Work task ->
Word by word and line by line, write out all of the records.

Data shown ->
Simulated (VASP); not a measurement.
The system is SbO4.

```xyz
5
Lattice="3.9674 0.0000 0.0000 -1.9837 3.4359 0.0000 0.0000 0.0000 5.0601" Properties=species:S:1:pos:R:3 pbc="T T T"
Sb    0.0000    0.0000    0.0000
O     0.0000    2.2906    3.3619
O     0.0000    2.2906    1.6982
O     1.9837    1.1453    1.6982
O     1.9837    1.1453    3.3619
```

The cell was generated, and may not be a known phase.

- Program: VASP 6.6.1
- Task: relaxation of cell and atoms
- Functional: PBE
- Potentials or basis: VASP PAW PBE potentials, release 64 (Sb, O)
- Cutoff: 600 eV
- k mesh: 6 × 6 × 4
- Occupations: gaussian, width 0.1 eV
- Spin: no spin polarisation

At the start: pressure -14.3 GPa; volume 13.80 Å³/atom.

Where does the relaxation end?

Reply ->
Simulated (VASP); not a measurement.
The system is SbO4.

```xyz
5
Lattice="3.9674 0.0000 0.0000 -1.9837 3.4359 0.0000 0.0000 0.0000 5.0601" Properties=species:S:1:pos:R:3 pbc="T T T"
Sb    0.0000    0.0000    0.0000
O     0.0000    2.2906    3.3619
O     0.0000    2.2906    1.6982
O     1.9837    1.1453    1.6982
O     1.9837    1.1453    3.3619
```

The cell was generated, and may not be a known phase.

- Program: VASP 6.6.1
- Task: relaxation of cell and atoms
- Functional: PBE
- Potentials or basis: VASP PAW PBE potentials, release 64 (Sb, O)
- Cutoff: 600 eV
- k mesh: 6 × 6 × 4
- Occupations: gaussian, width 0.1 eV
- Spin: no spin polarisation

At the start: pressure -14.3 GPa; volume 13.80 Å³/atom.

Where does the relaxation end?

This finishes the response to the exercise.